**RAW DATA**:
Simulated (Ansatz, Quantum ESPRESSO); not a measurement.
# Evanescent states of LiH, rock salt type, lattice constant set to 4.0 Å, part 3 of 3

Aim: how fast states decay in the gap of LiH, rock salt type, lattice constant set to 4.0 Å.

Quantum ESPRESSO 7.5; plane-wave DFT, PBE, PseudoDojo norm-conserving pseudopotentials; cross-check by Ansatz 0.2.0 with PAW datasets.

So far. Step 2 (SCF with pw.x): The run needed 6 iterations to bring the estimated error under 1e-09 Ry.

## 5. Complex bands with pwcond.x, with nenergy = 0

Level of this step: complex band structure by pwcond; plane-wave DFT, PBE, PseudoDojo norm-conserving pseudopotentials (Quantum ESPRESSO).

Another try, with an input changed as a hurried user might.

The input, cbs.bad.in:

**REQUIRED ACTION**: From the data above, reproduce word for word the lines running from the line with "So far. Step" to the line with "Another try, with", ends included.

**ANSWER BOX**:
So far. Step 2 (SCF with pw.x): The run needed 6 iterations to bring the estimated error under 1e-09 Ry.

## 5. Complex bands with pwcond.x, with nenergy = 0

Level of this step: complex band structure by pwcond; plane-wave DFT, PBE, PseudoDojo norm-conserving pseudopotentials (Quantum ESPRESSO).

Another try, with an input changed as a hurried user might.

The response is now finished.